Exercise ->
Starting with the line that contains "D. level PBE;" and stopping after the line that contains "Caveats: some runs use coarse meshes.", copy the entries below exactly. Include nothing else.

Raw data ->
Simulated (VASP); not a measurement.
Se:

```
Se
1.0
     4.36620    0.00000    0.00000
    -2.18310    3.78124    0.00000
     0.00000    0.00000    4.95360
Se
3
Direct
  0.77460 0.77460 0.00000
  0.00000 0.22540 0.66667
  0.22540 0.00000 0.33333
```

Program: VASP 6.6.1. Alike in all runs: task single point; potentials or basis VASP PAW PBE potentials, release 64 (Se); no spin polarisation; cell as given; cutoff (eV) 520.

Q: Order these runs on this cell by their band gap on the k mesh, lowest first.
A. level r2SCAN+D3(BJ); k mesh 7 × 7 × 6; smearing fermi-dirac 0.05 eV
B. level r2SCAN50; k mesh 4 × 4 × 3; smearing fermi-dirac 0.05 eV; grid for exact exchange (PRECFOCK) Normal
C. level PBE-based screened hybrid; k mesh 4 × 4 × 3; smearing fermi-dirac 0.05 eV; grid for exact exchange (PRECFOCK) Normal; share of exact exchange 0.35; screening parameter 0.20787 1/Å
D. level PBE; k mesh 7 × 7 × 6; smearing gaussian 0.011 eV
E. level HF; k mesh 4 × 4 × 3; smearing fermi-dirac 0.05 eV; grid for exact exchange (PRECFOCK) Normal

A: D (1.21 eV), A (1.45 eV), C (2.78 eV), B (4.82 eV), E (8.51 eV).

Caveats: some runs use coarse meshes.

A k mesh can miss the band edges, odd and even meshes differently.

Your response ->
D. level PBE; k mesh 7 × 7 × 6; smearing gaussian 0.011 eV
E. level HF; k mesh 4 × 4 × 3; smearing fermi-dirac 0.05 eV; grid for exact exchange (PRECFOCK) Normal

A: D (1.21 eV), A (1.45 eV), C (2.78 eV), B (4.82 eV), E (8.51 eV).

Caveats: some runs use coarse meshes.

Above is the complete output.